-- EXTRACTED INFORMATION --
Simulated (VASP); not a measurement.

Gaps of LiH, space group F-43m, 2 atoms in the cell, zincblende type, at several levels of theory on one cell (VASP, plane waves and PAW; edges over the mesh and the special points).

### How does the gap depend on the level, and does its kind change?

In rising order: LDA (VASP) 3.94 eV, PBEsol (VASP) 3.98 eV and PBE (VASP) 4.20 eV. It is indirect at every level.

-- EXERCISE --
Return nothing but the lines from the first line of the listing through the line with "### How does", please, keeping every one of them unchanged.

-- EXERCISE SOLUTION --
Simulated (VASP); not a measurement.

Gaps of LiH, space group F-43m, 2 atoms in the cell, zincblende type, at several levels of theory on one cell (VASP, plane waves and PAW; edges over the mesh and the special points).

### How does the gap depend on the level, and does its kind change?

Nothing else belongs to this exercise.